Data provided:
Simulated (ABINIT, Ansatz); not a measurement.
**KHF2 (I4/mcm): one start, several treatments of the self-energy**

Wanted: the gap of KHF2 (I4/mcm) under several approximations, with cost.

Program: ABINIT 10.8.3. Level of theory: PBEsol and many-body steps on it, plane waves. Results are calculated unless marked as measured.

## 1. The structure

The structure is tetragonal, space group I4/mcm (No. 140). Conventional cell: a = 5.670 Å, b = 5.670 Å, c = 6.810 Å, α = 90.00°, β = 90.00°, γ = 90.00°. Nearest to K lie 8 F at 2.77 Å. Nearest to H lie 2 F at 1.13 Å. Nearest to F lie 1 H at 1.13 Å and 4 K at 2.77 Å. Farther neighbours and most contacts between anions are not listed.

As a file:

Work item:
Retype the complete listing verbatim.

Written response:
Simulated (ABINIT, Ansatz); not a measurement.
**KHF2 (I4/mcm): one start, several treatments of the self-energy**

Wanted: the gap of KHF2 (I4/mcm) under several approximations, with cost.

Program: ABINIT 10.8.3. Level of theory: PBEsol and many-body steps on it, plane waves. Results are calculated unless marked as measured.

## 1. The structure

The structure is tetragonal, space group I4/mcm (No. 140). Conventional cell: a = 5.670 Å, b = 5.670 Å, c = 6.810 Å, α = 90.00°, β = 90.00°, γ = 90.00°. Nearest to K lie 8 F at 2.77 Å. Nearest to H lie 2 F at 1.13 Å. Nearest to F lie 1 H at 1.13 Å and 4 K at 2.77 Å. Farther neighbours and most contacts between anions are not listed.

As a file:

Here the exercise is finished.